**Brief**
There is material below. Print exactly the lines starting at the line with "and NMR shifts**" and ending at the line with "20 atoms, charge", ends included, and no others.

(Given entries Opens)
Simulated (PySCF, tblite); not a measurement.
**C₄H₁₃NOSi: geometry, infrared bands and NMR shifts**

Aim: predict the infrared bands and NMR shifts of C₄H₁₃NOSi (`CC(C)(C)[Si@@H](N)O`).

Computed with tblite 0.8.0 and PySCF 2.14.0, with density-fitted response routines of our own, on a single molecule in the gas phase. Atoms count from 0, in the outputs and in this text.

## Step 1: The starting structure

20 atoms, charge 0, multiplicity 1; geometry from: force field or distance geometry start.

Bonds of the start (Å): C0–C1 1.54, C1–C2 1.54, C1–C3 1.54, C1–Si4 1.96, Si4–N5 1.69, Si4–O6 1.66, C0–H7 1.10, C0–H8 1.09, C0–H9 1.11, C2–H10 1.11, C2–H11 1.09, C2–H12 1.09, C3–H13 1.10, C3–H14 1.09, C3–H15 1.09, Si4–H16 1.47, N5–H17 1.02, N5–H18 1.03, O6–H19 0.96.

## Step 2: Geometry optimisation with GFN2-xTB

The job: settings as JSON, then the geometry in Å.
(Given entries Closes)

**Response box**
**C₄H₁₃NOSi: geometry, infrared bands and NMR shifts**

Aim: predict the infrared bands and NMR shifts of C₄H₁₃NOSi (`CC(C)(C)[Si@@H](N)O`).

Computed with tblite 0.8.0 and PySCF 2.14.0, with density-fitted response routines of our own, on a single molecule in the gas phase. Atoms count from 0, in the outputs and in this text.

## Step 1: The starting structure

20 atoms, charge 0, multiplicity 1; geometry from: force field or distance geometry start.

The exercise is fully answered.